> _Work order_:
Please retype the listing below exactly, from its opening line through the line where "Caveat: spin-orbit coupling" appears.

> _Given data_:
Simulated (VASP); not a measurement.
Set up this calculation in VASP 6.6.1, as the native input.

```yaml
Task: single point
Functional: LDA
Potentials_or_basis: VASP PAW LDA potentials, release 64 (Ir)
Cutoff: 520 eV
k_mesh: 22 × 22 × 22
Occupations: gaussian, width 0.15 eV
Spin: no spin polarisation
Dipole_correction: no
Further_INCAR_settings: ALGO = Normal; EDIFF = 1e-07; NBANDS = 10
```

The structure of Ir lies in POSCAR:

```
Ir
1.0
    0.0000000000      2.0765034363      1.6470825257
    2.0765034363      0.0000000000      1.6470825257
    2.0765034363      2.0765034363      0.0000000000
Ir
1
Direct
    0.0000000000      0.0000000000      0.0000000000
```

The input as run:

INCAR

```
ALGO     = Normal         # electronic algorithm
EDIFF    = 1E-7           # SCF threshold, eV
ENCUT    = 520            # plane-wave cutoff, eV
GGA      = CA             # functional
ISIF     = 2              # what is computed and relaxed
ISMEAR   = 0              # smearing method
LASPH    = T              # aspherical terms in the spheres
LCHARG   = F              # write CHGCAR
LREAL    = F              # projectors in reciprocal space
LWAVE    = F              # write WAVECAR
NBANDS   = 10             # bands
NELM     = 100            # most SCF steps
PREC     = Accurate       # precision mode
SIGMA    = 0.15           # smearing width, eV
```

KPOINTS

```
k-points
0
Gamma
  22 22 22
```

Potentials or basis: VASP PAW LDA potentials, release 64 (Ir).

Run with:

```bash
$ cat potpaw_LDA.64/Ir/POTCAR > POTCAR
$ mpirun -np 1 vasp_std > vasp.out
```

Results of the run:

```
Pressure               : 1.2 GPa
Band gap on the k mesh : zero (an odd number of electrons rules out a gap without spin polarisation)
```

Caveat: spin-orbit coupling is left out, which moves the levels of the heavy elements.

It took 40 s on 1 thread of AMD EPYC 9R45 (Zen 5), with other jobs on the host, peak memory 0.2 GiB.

> _Response box_:
Simulated (VASP); not a measurement.
Set up this calculation in VASP 6.6.1, as the native input.

```yaml
Task: single point
Functional: LDA
Potentials_or_basis: VASP PAW LDA potentials, release 64 (Ir)
Cutoff: 520 eV
k_mesh: 22 × 22 × 22
Occupations: gaussian, width 0.15 eV
Spin: no spin polarisation
Dipole_correction: no
Further_INCAR_settings: ALGO = Normal; EDIFF = 1e-07; NBANDS = 10
```

The structure of Ir lies in POSCAR:

```
Ir
1.0
    0.0000000000      2.0765034363      1.6470825257
    2.0765034363      0.0000000000      1.6470825257
    2.0765034363      2.0765034363      0.0000000000
Ir
1
Direct
    0.0000000000      0.0000000000      0.0000000000
```

The input as run:

INCAR

```
ALGO     = Normal         # electronic algorithm
EDIFF    = 1E-7           # SCF threshold, eV
ENCUT    = 520            # plane-wave cutoff, eV
GGA      = CA             # functional
ISIF     = 2              # what is computed and relaxed
ISMEAR   = 0              # smearing method
LASPH    = T              # aspherical terms in the spheres
LCHARG   = F              # write CHGCAR
LREAL    = F              # projectors in reciprocal space
LWAVE    = F              # write WAVECAR
NBANDS   = 10             # bands
NELM     = 100            # most SCF steps
PREC     = Accurate       # precision mode
SIGMA    = 0.15           # smearing width, eV
```

KPOINTS

```
k-points
0
Gamma
  22 22 22
```

Potentials or basis: VASP PAW LDA potentials, release 64 (Ir).

Run with:

```bash
$ cat potpaw_LDA.64/Ir/POTCAR > POTCAR
$ mpirun -np 1 vasp_std > vasp.out
```

Results of the run:

```
Pressure               : 1.2 GPa
Band gap on the k mesh : zero (an odd number of electrons rules out a gap without spin polarisation)
```

Caveat: spin-orbit coupling is left out, which moves the levels of the heavy elements.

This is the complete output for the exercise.